### ASSIGNED TASK
When you reach the line in the listing below that contains "tensor (diagonal) 9.84.", begin returning lines exactly as written, and stop after the line that contains "Caveats: the potentials". Return no other lines.

### RECORD EXCERPTS
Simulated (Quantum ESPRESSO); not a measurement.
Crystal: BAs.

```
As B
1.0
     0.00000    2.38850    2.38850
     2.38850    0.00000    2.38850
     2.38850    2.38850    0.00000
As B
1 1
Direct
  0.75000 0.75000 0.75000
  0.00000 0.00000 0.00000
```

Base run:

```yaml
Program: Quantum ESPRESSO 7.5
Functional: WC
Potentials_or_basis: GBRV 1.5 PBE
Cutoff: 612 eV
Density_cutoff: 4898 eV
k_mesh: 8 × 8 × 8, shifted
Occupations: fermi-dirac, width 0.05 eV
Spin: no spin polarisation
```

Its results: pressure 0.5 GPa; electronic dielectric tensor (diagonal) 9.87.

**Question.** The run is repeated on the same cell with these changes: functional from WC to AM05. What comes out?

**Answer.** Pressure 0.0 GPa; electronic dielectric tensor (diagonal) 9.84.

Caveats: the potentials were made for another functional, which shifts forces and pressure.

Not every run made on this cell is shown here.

### TASK SOLUTION
**Answer.** Pressure 0.0 GPa; electronic dielectric tensor (diagonal) 9.84.

Caveats: the potentials were made for another functional, which shifts forces and pressure.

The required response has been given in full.